*Data excerpts*:
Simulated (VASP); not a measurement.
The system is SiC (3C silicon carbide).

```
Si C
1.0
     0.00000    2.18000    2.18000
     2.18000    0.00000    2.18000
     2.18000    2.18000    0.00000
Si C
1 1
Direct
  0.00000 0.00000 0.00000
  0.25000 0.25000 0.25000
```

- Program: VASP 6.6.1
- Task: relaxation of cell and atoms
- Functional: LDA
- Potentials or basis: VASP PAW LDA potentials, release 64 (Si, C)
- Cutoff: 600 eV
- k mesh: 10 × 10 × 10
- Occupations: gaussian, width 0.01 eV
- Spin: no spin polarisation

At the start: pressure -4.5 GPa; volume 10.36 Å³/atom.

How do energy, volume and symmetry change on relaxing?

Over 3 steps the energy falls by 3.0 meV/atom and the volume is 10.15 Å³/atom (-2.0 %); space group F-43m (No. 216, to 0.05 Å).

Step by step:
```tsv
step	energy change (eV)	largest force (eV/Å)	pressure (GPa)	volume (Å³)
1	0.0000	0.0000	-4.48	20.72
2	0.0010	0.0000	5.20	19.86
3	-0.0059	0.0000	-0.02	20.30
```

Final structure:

*Work request*:
Copy out the range of lines above starting at the line with "- Occupations: gaussian, width 0.01 eV" and ending at the line with "How do energy, volume", exactly and including both.

*Solution*:
- Occupations: gaussian, width 0.01 eV
- Spin: no spin polarisation

At the start: pressure -4.5 GPa; volume 10.36 Å³/atom.

How do energy, volume and symmetry change on relaxing?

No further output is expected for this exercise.